→ SOURCE MATERIAL:
+ + +

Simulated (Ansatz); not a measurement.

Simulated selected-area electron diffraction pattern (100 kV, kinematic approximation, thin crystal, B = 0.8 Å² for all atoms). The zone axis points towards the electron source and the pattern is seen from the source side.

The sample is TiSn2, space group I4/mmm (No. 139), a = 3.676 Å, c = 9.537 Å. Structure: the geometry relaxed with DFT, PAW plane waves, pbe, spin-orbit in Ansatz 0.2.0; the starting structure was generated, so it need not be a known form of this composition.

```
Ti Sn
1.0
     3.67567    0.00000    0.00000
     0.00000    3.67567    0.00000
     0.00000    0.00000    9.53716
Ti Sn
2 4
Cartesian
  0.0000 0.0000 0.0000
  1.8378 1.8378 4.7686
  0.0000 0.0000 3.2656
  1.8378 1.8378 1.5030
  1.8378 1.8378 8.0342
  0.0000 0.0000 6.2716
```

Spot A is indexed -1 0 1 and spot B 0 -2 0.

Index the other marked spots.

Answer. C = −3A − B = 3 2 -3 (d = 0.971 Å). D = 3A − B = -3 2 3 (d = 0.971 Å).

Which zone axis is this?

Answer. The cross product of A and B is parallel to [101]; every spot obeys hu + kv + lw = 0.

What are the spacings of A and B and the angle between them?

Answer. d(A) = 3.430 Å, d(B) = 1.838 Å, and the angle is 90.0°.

+ + +

→ WORK ITEM:
Copy the lines above exactly. Start with the line containing "Answer. C = −3A", end with the line containing "What are the", and include both.

→ EXPECTED ANSWER:
Answer. C = −3A − B = 3 2 -3 (d = 0.971 Å). D = 3A − B = -3 2 3 (d = 0.971 Å).

Which zone axis is this?

Answer. The cross product of A and B is parallel to [101]; every spot obeys hu + kv + lw = 0.

What are the spacings of A and B and the angle between them?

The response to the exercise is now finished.